......
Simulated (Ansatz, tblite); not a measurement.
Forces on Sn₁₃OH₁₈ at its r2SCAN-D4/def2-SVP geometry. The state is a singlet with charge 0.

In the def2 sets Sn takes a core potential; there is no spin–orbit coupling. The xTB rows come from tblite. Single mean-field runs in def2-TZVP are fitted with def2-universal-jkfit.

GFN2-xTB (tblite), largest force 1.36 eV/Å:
......

▶ [REQUIRED ACTION]
Give back the entire listing above, matching every line exactly.

▶ [RESPONSE AREA]
Simulated (Ansatz, tblite); not a measurement.
Forces on Sn₁₃OH₁₈ at its r2SCAN-D4/def2-SVP geometry. The state is a singlet with charge 0.

In the def2 sets Sn takes a core potential; there is no spin–orbit coupling. The xTB rows come from tblite. Single mean-field runs in def2-TZVP are fitted with def2-universal-jkfit.

GFN2-xTB (tblite), largest force 1.36 eV/Å:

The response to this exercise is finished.